▶ [Required action]:
Give the data again, word for word.

▶ [Given records]:
_ _ _ _
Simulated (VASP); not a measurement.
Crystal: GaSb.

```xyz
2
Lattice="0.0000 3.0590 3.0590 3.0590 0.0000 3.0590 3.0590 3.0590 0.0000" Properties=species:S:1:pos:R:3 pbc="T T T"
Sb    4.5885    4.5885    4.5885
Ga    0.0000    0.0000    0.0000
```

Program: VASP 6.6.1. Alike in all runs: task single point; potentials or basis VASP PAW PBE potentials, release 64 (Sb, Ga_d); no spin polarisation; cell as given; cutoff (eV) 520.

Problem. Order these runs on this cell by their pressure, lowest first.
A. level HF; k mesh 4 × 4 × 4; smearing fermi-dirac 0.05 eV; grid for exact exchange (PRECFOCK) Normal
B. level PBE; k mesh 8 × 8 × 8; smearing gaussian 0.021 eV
_ _ _ _

▶ [Exercise solution]:
Simulated (VASP); not a measurement.
Crystal: GaSb.

```xyz
2
Lattice="0.0000 3.0590 3.0590 3.0590 0.0000 3.0590 3.0590 3.0590 0.0000" Properties=species:S:1:pos:R:3 pbc="T T T"
Sb    4.5885    4.5885    4.5885
Ga    0.0000    0.0000    0.0000
```

Program: VASP 6.6.1. Alike in all runs: task single point; potentials or basis VASP PAW PBE potentials, release 64 (Sb, Ga_d); no spin polarisation; cell as given; cutoff (eV) 520.

Problem. Order these runs on this cell by their pressure, lowest first.
A. level HF; k mesh 4 × 4 × 4; smearing fermi-dirac 0.05 eV; grid for exact exchange (PRECFOCK) Normal
B. level PBE; k mesh 8 × 8 × 8; smearing gaussian 0.021 eV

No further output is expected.